**Action item:**
Restate the opening lines of the material below word for word, stopping after the line that contains "A / s⁻¹ = 0.6670".

----- Record excerpts

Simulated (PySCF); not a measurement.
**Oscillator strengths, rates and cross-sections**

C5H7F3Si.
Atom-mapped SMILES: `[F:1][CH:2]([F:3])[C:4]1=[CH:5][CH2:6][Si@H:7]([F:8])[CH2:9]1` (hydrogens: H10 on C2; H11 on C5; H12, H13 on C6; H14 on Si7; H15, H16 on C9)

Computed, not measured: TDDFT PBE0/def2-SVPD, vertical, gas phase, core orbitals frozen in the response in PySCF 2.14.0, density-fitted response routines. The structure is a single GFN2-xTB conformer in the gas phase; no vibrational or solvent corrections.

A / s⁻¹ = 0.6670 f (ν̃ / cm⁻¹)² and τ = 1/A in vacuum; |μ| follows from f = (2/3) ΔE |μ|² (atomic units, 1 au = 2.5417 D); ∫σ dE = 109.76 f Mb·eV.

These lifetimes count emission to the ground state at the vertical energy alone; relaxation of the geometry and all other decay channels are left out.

----------

**Exercise response:**
Simulated (PySCF); not a measurement.
**Oscillator strengths, rates and cross-sections**

C5H7F3Si.
Atom-mapped SMILES: `[F:1][CH:2]([F:3])[C:4]1=[CH:5][CH2:6][Si@H:7]([F:8])[CH2:9]1` (hydrogens: H10 on C2; H11 on C5; H12, H13 on C6; H14 on Si7; H15, H16 on C9)

Computed, not measured: TDDFT PBE0/def2-SVPD, vertical, gas phase, core orbitals frozen in the response in PySCF 2.14.0, density-fitted response routines. The structure is a single GFN2-xTB conformer in the gas phase; no vibrational or solvent corrections.

A / s⁻¹ = 0.6670 f (ν̃ / cm⁻¹)² and τ = 1/A in vacuum; |μ| follows from f = (2/3) ΔE |μ|² (atomic units, 1 au = 2.5417 D); ∫σ dE = 109.76 f Mb·eV.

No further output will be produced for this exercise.